── ENTRIES PROVIDED ──

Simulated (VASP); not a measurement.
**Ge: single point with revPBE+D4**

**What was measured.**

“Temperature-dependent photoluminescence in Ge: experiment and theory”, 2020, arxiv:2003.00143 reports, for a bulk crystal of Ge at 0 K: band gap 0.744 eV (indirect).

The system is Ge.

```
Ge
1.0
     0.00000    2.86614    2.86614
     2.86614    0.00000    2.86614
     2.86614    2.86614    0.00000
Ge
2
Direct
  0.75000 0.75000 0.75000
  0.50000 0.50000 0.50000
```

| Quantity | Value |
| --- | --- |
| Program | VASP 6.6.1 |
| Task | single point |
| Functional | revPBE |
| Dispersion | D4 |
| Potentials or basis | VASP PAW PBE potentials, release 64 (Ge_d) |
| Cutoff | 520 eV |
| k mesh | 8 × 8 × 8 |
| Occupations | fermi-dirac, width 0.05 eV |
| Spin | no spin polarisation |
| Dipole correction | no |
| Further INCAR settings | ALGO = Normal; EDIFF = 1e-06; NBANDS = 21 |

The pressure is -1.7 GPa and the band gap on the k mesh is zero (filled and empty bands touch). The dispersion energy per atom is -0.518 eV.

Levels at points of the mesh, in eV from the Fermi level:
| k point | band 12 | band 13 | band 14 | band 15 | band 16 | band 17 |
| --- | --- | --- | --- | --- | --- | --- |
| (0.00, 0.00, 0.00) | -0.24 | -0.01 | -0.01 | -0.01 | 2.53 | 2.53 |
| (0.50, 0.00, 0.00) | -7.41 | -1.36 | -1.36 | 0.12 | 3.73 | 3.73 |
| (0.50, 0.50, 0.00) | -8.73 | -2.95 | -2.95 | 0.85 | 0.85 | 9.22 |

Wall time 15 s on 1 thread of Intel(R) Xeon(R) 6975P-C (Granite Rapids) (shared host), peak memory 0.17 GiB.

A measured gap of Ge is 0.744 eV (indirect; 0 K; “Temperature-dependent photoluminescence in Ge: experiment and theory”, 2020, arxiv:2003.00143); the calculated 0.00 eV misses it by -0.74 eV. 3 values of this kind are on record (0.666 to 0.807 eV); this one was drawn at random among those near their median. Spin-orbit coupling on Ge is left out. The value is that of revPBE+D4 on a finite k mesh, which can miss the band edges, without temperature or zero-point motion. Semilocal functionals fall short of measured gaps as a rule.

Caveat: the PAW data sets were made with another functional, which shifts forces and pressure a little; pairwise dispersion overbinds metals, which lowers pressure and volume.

───

## REQUIREMENT
Print, please, the lines from the first line of the material through the line that contains "Dispersion | D4 |", exactly as written and with nothing added.

## WRITTEN RESPONSE
Simulated (VASP); not a measurement.
**Ge: single point with revPBE+D4**

**What was measured.**

“Temperature-dependent photoluminescence in Ge: experiment and theory”, 2020, arxiv:2003.00143 reports, for a bulk crystal of Ge at 0 K: band gap 0.744 eV (indirect).

The system is Ge.

```
Ge
1.0
     0.00000    2.86614    2.86614
     2.86614    0.00000    2.86614
     2.86614    2.86614    0.00000
Ge
2
Direct
  0.75000 0.75000 0.75000
  0.50000 0.50000 0.50000
```

| Quantity | Value |
| --- | --- |
| Program | VASP 6.6.1 |
| Task | single point |
| Functional | revPBE |
| Dispersion | D4 |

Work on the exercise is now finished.